Go through the records line by line from the top and repeat each one exactly, ending with the line that contains "Which of these".

------

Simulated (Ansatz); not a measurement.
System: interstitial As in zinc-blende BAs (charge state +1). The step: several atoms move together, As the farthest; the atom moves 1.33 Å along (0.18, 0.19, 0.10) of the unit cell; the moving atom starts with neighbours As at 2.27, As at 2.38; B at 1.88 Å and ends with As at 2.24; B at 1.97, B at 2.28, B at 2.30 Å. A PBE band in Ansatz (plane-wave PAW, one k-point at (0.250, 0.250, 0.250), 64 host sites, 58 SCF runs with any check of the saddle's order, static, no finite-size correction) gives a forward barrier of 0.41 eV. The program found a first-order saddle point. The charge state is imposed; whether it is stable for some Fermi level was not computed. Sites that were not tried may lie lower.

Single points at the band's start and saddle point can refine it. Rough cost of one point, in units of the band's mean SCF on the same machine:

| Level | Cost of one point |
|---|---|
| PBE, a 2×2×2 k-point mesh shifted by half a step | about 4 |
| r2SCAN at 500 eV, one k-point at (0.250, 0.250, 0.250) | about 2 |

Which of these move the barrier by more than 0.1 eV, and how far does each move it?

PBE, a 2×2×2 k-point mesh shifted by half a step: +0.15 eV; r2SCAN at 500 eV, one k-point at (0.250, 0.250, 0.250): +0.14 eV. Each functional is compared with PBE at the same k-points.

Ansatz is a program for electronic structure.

------

▶ _ANSWER SECTION_:
Simulated (Ansatz); not a measurement.
System: interstitial As in zinc-blende BAs (charge state +1). The step: several atoms move together, As the farthest; the atom moves 1.33 Å along (0.18, 0.19, 0.10) of the unit cell; the moving atom starts with neighbours As at 2.27, As at 2.38; B at 1.88 Å and ends with As at 2.24; B at 1.97, B at 2.28, B at 2.30 Å. A PBE band in Ansatz (plane-wave PAW, one k-point at (0.250, 0.250, 0.250), 64 host sites, 58 SCF runs with any check of the saddle's order, static, no finite-size correction) gives a forward barrier of 0.41 eV. The program found a first-order saddle point. The charge state is imposed; whether it is stable for some Fermi level was not computed. Sites that were not tried may lie lower.

Single points at the band's start and saddle point can refine it. Rough cost of one point, in units of the band's mean SCF on the same machine:

| Level | Cost of one point |
|---|---|
| PBE, a 2×2×2 k-point mesh shifted by half a step | about 4 |
| r2SCAN at 500 eV, one k-point at (0.250, 0.250, 0.250) | about 2 |

Which of these move the barrier by more than 0.1 eV, and how far does each move it?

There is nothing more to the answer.